* Task item:
Restate word for word every line from the top of the data below down through the line that holds "All values come".

* Information given:
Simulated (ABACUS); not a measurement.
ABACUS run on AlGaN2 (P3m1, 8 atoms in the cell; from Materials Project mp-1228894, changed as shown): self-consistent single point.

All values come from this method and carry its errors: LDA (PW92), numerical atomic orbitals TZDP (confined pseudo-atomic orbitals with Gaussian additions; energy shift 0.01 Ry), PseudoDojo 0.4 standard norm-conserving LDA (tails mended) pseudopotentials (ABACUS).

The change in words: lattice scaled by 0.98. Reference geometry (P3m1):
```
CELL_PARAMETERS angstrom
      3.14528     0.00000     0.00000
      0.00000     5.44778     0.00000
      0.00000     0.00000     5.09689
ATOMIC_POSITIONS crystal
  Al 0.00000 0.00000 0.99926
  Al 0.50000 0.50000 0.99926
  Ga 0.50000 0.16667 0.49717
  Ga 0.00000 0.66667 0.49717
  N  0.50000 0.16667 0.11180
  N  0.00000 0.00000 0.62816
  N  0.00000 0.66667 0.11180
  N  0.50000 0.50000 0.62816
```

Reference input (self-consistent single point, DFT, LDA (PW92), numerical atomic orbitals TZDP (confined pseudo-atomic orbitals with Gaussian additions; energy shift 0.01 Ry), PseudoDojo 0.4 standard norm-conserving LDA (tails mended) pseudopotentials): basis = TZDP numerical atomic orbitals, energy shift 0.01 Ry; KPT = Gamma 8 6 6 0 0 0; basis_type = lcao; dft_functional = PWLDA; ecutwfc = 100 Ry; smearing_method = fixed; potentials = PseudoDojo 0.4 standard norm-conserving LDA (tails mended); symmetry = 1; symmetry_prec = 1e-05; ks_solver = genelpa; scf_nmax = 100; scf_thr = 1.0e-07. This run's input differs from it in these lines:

* Answer section:
Simulated (ABACUS); not a measurement.
ABACUS run on AlGaN2 (P3m1, 8 atoms in the cell; from Materials Project mp-1228894, changed as shown): self-consistent single point.

All values come from this method and carry its errors: LDA (PW92), numerical atomic orbitals TZDP (confined pseudo-atomic orbitals with Gaussian additions; energy shift 0.01 Ry), PseudoDojo 0.4 standard norm-conserving LDA (tails mended) pseudopotentials (ABACUS).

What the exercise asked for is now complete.